#####

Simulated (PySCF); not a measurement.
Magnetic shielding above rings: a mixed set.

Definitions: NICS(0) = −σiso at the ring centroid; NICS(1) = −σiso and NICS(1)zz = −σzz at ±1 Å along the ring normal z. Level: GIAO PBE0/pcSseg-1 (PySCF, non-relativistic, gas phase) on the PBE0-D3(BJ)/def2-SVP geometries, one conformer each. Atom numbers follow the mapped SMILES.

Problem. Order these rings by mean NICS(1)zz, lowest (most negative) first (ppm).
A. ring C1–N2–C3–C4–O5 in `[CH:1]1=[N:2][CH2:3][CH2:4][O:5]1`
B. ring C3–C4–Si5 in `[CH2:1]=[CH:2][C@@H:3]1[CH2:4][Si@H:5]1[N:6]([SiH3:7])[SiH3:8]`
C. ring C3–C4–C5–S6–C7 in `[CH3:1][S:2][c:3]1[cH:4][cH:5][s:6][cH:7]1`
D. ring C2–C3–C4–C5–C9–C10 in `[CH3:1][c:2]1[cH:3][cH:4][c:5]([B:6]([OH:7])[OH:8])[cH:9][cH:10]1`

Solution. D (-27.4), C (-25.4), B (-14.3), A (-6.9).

#####

_WORK INSTRUCTION_: Take the stretch of lines above from the one containing "A. ring C1–N2–C3–C4–O5" through the one containing "D. ring C2–C3–C4–C5–C9–C10" and repeat it exactly, adding no other line.

_YOUR SOLUTION_:
A. ring C1–N2–C3–C4–O5 in `[CH:1]1=[N:2][CH2:3][CH2:4][O:5]1`
B. ring C3–C4–Si5 in `[CH2:1]=[CH:2][C@@H:3]1[CH2:4][Si@H:5]1[N:6]([SiH3:7])[SiH3:8]`
C. ring C3–C4–C5–S6–C7 in `[CH3:1][S:2][c:3]1[cH:4][cH:5][s:6][cH:7]1`
D. ring C2–C3–C4–C5–C9–C10 in `[CH3:1][c:2]1[cH:3][cH:4][c:5]([B:6]([OH:7])[OH:8])[cH:9][cH:10]1`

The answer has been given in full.